# [Work request]
Please repeat the lines below exactly. Begin with the line containing "C16H10, SMILES c1ccc2c3c1ccc1c3c(cc2)ccc1**" and go on through the line containing "the fundamental gap.".

# [Extracted data]
++++++++
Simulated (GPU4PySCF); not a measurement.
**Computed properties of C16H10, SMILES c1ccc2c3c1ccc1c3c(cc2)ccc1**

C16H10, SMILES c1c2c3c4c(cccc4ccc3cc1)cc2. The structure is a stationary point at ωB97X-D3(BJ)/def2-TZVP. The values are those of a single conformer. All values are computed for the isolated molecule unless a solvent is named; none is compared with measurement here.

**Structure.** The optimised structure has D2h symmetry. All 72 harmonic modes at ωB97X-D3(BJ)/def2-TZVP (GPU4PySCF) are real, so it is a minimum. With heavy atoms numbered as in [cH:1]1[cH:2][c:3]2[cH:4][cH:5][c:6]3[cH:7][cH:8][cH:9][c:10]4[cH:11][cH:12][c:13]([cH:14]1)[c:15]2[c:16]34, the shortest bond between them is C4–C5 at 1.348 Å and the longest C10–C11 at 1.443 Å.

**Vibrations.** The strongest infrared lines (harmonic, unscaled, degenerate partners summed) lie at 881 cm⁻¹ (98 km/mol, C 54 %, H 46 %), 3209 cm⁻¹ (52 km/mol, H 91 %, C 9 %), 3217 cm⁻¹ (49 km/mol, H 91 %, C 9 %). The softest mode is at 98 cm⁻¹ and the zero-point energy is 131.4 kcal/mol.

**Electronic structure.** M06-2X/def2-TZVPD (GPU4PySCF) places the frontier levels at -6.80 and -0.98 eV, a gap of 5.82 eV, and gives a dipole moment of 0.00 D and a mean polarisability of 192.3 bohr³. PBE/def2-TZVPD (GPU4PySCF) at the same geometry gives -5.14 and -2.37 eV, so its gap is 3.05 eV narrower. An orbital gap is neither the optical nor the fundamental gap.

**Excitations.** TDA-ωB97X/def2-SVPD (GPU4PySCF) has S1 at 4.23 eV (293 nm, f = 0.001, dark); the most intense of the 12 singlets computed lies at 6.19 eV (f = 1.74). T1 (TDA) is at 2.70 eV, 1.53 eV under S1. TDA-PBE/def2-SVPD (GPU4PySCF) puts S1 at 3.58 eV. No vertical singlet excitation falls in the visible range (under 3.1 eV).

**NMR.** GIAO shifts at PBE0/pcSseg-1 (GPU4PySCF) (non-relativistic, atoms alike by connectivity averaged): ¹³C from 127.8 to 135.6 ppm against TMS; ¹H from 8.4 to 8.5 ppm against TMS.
++++++++

# [Task result]
**Computed properties of C16H10, SMILES c1ccc2c3c1ccc1c3c(cc2)ccc1**

C16H10, SMILES c1c2c3c4c(cccc4ccc3cc1)cc2. The structure is a stationary point at ωB97X-D3(BJ)/def2-TZVP. The values are those of a single conformer. All values are computed for the isolated molecule unless a solvent is named; none is compared with measurement here.

**Structure.** The optimised structure has D2h symmetry. All 72 harmonic modes at ωB97X-D3(BJ)/def2-TZVP (GPU4PySCF) are real, so it is a minimum. With heavy atoms numbered as in [cH:1]1[cH:2][c:3]2[cH:4][cH:5][c:6]3[cH:7][cH:8][cH:9][c:10]4[cH:11][cH:12][c:13]([cH:14]1)[c:15]2[c:16]34, the shortest bond between them is C4–C5 at 1.348 Å and the longest C10–C11 at 1.443 Å.

**Vibrations.** The strongest infrared lines (harmonic, unscaled, degenerate partners summed) lie at 881 cm⁻¹ (98 km/mol, C 54 %, H 46 %), 3209 cm⁻¹ (52 km/mol, H 91 %, C 9 %), 3217 cm⁻¹ (49 km/mol, H 91 %, C 9 %). The softest mode is at 98 cm⁻¹ and the zero-point energy is 131.4 kcal/mol.

**Electronic structure.** M06-2X/def2-TZVPD (GPU4PySCF) places the frontier levels at -6.80 and -0.98 eV, a gap of 5.82 eV, and gives a dipole moment of 0.00 D and a mean polarisability of 192.3 bohr³. PBE/def2-TZVPD (GPU4PySCF) at the same geometry gives -5.14 and -2.37 eV, so its gap is 3.05 eV narrower. An orbital gap is neither the optical nor the fundamental gap.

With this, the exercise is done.